— DATASET RECORDS —
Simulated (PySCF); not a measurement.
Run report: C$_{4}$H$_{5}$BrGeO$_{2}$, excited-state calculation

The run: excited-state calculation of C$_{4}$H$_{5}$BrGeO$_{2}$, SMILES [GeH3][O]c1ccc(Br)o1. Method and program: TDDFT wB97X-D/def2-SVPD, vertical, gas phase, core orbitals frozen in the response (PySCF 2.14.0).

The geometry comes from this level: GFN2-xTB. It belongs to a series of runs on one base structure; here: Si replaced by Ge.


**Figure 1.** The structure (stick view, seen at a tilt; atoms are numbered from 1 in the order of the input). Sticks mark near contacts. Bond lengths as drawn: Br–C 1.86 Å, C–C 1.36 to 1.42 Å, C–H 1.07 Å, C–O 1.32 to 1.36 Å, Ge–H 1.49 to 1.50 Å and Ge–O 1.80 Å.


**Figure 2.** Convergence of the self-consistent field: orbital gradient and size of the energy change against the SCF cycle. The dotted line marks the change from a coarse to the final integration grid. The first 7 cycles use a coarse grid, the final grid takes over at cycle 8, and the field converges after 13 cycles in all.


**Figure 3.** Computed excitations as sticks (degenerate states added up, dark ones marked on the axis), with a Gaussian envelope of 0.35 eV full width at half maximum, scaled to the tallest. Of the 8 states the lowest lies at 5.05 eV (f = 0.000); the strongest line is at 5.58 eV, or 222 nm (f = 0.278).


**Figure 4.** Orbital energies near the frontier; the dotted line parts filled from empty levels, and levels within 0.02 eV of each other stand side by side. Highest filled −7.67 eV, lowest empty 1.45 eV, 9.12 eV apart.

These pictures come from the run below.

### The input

— WORK REQUEST —
Please transcribe the data above without changes, from its first line to its "These pictures come from the run below." line, and leave out anything past that.

— RESPONSE AREA —
Simulated (PySCF); not a measurement.
Run report: C$_{4}$H$_{5}$BrGeO$_{2}$, excited-state calculation

The run: excited-state calculation of C$_{4}$H$_{5}$BrGeO$_{2}$, SMILES [GeH3][O]c1ccc(Br)o1. Method and program: TDDFT wB97X-D/def2-SVPD, vertical, gas phase, core orbitals frozen in the response (PySCF 2.14.0).

The geometry comes from this level: GFN2-xTB. It belongs to a series of runs on one base structure; here: Si replaced by Ge.


**Figure 1.** The structure (stick view, seen at a tilt; atoms are numbered from 1 in the order of the input). Sticks mark near contacts. Bond lengths as drawn: Br–C 1.86 Å, C–C 1.36 to 1.42 Å, C–H 1.07 Å, C–O 1.32 to 1.36 Å, Ge–H 1.49 to 1.50 Å and Ge–O 1.80 Å.


**Figure 2.** Convergence of the self-consistent field: orbital gradient and size of the energy change against the SCF cycle. The dotted line marks the change from a coarse to the final integration grid. The first 7 cycles use a coarse grid, the final grid takes over at cycle 8, and the field converges after 13 cycles in all.


**Figure 3.** Computed excitations as sticks (degenerate states added up, dark ones marked on the axis), with a Gaussian envelope of 0.35 eV full width at half maximum, scaled to the tallest. Of the 8 states the lowest lies at 5.05 eV (f = 0.000); the strongest line is at 5.58 eV, or 222 nm (f = 0.278).


**Figure 4.** Orbital energies near the frontier; the dotted line parts filled from empty levels, and levels within 0.02 eV of each other stand side by side. Highest filled −7.67 eV, lowest empty 1.45 eV, 9.12 eV apart.

These pictures come from the run below.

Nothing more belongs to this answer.